▶ _Brief_
Please write out, exactly, every line of the listing from its first line through the one that includes "Method: PBE GGA, VASP's".

------------------------
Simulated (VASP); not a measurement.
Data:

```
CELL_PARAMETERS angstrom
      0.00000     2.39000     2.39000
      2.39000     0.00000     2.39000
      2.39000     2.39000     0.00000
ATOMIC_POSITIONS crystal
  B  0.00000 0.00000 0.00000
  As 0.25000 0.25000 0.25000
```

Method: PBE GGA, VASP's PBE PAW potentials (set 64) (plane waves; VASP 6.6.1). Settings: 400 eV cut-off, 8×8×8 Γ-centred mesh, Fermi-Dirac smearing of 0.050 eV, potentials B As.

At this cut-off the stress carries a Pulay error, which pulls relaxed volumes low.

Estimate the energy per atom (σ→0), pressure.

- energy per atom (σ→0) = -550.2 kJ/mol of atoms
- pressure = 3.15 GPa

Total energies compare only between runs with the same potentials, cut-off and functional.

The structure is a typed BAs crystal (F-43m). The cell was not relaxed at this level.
------------------------

▶ _Answer box_
Simulated (VASP); not a measurement.
Data:

```
CELL_PARAMETERS angstrom
      0.00000     2.39000     2.39000
      2.39000     0.00000     2.39000
      2.39000     2.39000     0.00000
ATOMIC_POSITIONS crystal
  B  0.00000 0.00000 0.00000
  As 0.25000 0.25000 0.25000
```

Method: PBE GGA, VASP's PBE PAW potentials (set 64) (plane waves; VASP 6.6.1). Settings: 400 eV cut-off, 8×8×8 Γ-centred mesh, Fermi-Dirac smearing of 0.050 eV, potentials B As.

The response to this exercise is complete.